*Extracted material*.
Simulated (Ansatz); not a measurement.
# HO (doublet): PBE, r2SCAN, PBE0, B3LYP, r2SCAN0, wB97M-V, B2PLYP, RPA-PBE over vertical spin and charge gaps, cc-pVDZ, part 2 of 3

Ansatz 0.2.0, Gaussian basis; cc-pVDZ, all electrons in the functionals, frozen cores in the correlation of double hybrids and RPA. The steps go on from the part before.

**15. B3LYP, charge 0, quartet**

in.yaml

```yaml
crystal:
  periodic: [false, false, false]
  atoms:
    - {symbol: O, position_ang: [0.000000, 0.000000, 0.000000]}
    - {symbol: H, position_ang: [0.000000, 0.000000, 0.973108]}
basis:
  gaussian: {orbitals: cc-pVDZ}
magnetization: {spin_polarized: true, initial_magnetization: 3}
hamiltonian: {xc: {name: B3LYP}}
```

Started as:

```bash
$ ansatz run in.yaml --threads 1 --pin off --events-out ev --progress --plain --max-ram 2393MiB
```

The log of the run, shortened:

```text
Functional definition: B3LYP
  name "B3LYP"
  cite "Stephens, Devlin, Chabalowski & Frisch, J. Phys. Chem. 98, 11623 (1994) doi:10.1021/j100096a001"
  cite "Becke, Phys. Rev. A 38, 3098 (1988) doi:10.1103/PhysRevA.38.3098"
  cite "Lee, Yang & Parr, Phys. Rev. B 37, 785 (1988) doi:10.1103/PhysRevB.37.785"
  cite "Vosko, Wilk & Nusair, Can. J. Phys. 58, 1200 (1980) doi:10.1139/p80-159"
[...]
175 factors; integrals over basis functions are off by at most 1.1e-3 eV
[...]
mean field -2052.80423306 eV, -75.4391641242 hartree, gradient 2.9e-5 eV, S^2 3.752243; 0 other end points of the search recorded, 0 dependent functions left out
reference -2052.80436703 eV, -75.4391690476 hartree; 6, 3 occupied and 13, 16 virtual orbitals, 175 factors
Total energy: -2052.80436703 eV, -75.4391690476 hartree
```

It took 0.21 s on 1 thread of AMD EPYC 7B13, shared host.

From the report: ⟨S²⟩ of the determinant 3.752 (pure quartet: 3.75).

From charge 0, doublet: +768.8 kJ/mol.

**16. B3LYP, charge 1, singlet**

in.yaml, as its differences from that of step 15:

*Work instruction*.
Only the lines from the first one of the listing up to and including the line where "part 2 of 3" appears are wanted, reproduced exactly.

*Written response*.
Simulated (Ansatz); not a measurement.
# HO (doublet): PBE, r2SCAN, PBE0, B3LYP, r2SCAN0, wB97M-V, B2PLYP, RPA-PBE over vertical spin and charge gaps, cc-pVDZ, part 2 of 3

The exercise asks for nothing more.